[Start of Attachment]
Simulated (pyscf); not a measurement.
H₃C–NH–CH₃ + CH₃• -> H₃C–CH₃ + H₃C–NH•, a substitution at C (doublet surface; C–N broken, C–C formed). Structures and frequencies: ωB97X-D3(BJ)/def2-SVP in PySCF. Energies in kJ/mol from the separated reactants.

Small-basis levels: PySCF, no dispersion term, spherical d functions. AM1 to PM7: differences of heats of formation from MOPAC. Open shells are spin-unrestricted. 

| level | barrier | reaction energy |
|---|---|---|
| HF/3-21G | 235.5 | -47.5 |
[End of Attachment]

## WORK INSTRUCTION
What you give back must match the records word for word.

## WORKED SOLUTION
Simulated (pyscf); not a measurement.
H₃C–NH–CH₃ + CH₃• -> H₃C–CH₃ + H₃C–NH•, a substitution at C (doublet surface; C–N broken, C–C formed). Structures and frequencies: ωB97X-D3(BJ)/def2-SVP in PySCF. Energies in kJ/mol from the separated reactants.

Small-basis levels: PySCF, no dispersion term, spherical d functions. AM1 to PM7: differences of heats of formation from MOPAC. Open shells are spin-unrestricted. 

| level | barrier | reaction energy |
|---|---|---|
| HF/3-21G | 235.5 | -47.5 |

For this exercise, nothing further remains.